- [Activity]:
Every line from the start of the listing below through the line that contains "The calculation used" is to be reproduced word for word.

- [Data supplied]:
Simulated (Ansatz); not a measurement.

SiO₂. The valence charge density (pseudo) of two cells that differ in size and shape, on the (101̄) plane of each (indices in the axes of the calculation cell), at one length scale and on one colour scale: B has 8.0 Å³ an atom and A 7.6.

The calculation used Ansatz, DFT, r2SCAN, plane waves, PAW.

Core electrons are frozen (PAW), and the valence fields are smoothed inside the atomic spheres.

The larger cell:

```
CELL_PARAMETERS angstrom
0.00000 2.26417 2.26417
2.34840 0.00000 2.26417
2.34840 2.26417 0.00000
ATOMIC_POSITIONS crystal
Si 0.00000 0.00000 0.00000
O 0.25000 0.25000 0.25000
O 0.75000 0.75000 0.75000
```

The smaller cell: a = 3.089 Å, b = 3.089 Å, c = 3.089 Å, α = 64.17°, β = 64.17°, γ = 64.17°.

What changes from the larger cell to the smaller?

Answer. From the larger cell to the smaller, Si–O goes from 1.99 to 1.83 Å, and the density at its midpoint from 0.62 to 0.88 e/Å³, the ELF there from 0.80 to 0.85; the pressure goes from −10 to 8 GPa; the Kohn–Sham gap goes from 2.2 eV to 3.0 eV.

- [Problem solution]:
Simulated (Ansatz); not a measurement.

SiO₂. The valence charge density (pseudo) of two cells that differ in size and shape, on the (101̄) plane of each (indices in the axes of the calculation cell), at one length scale and on one colour scale: B has 8.0 Å³ an atom and A 7.6.

The calculation used Ansatz, DFT, r2SCAN, plane waves, PAW.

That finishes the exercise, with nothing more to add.